┄┄┄┄┄┄

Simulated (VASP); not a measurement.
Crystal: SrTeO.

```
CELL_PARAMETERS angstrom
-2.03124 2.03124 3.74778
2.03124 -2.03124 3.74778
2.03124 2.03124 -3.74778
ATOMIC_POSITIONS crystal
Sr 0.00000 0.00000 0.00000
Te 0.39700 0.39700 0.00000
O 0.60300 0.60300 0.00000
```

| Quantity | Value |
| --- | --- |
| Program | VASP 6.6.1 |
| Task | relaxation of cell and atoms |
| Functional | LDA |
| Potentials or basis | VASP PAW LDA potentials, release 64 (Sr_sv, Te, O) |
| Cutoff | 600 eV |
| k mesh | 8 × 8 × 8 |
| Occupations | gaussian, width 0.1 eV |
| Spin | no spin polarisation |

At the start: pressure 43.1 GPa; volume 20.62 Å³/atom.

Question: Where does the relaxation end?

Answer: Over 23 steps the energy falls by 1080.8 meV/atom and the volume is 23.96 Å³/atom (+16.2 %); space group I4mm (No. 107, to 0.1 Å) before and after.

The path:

┄┄┄┄┄┄

> Work task
Take from the material above the lines running from the one with "Question: Where does the relaxation end?" through the one with "Answer: Over 23", and repeat them exactly, with nothing else.

> Exercise response
Question: Where does the relaxation end?

Answer: Over 23 steps the energy falls by 1080.8 meV/atom and the volume is 23.96 Å³/atom (+16.2 %); space group I4mm (No. 107, to 0.1 Å) before and after.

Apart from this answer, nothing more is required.